> [ASSIGNMENT]:
Would you please print the data a second time, exactly as it stands?

§

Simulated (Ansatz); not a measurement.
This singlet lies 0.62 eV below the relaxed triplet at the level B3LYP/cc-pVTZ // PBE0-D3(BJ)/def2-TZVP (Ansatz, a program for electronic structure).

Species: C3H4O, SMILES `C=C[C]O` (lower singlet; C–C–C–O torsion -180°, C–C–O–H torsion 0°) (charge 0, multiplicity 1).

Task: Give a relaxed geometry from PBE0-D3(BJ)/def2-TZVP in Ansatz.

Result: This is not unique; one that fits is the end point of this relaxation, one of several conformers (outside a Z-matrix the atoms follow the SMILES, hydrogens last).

§

> [YOUR SOLUTION]:
Simulated (Ansatz); not a measurement.
This singlet lies 0.62 eV below the relaxed triplet at the level B3LYP/cc-pVTZ // PBE0-D3(BJ)/def2-TZVP (Ansatz, a program for electronic structure).

Species: C3H4O, SMILES `C=C[C]O` (lower singlet; C–C–C–O torsion -180°, C–C–O–H torsion 0°) (charge 0, multiplicity 1).

Task: Give a relaxed geometry from PBE0-D3(BJ)/def2-TZVP in Ansatz.

Result: This is not unique; one that fits is the end point of this relaxation, one of several conformers (outside a Z-matrix the atoms follow the SMILES, hydrogens last).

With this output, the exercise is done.